### WORK TASK
Repeat exactly the lines from the start of the records below through the line that contains "(Ansatz, PBE0-D4/def2-TZVP geometry).", including both.

### STORED DATA
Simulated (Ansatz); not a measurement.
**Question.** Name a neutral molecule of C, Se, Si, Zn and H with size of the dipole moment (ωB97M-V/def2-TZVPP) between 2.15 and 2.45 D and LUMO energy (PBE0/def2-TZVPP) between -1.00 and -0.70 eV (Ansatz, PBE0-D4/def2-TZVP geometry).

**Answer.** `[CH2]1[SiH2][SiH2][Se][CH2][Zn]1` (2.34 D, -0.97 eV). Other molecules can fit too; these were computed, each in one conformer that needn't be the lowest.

### ANSWER SECTION
Simulated (Ansatz); not a measurement.
**Question.** Name a neutral molecule of C, Se, Si, Zn and H with size of the dipole moment (ωB97M-V/def2-TZVPP) between 2.15 and 2.45 D and LUMO energy (PBE0/def2-TZVPP) between -1.00 and -0.70 eV (Ansatz, PBE0-D4/def2-TZVP geometry).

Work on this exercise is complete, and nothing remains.